Input data:
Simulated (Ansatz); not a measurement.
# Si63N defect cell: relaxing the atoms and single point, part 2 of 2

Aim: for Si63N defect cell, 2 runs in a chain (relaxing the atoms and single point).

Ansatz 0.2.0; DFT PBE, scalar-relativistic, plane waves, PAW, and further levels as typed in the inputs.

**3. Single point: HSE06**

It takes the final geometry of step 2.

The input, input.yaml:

Required action:
The full data, transcribed without change, is the expected answer.

Answer area:
Simulated (Ansatz); not a measurement.
# Si63N defect cell: relaxing the atoms and single point, part 2 of 2

Aim: for Si63N defect cell, 2 runs in a chain (relaxing the atoms and single point).

Ansatz 0.2.0; DFT PBE, scalar-relativistic, plane waves, PAW, and further levels as typed in the inputs.

**3. Single point: HSE06**

It takes the final geometry of step 2.

The input, input.yaml:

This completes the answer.